=== WORK TASK ===
From the listing below, set down exactly the lines between the one holding "What each ingredient" and the one holding "Base calculation: Dirac-Coulomb-Breit", inclusive. No other line is wanted.

========================
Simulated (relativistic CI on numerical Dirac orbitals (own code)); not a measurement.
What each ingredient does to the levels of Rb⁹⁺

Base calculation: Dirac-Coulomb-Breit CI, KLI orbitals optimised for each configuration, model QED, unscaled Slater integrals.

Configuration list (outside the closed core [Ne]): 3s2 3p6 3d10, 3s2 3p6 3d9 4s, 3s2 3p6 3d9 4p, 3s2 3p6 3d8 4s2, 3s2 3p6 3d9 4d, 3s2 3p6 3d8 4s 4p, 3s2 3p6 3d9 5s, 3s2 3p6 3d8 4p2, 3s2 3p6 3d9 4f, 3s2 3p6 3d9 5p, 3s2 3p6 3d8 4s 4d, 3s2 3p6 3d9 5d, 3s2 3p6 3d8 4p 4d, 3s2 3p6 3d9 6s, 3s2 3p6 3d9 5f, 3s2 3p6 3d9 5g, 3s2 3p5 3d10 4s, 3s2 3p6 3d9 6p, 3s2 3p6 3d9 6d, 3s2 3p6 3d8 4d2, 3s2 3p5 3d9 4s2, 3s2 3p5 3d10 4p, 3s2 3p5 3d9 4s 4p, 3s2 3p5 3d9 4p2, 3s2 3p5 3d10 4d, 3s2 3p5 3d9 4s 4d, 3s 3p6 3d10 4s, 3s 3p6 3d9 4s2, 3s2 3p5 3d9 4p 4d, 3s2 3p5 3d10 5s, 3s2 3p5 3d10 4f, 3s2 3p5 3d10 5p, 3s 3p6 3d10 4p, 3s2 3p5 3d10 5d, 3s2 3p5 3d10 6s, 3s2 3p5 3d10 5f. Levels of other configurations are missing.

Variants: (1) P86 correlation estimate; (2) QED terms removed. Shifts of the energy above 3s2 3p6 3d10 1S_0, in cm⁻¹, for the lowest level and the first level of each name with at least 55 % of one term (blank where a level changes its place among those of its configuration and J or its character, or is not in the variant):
========================

=== EXERCISE RESPONSE ===
What each ingredient does to the levels of Rb⁹⁺

Base calculation: Dirac-Coulomb-Breit CI, KLI orbitals optimised for each configuration, model QED, unscaled Slater integrals.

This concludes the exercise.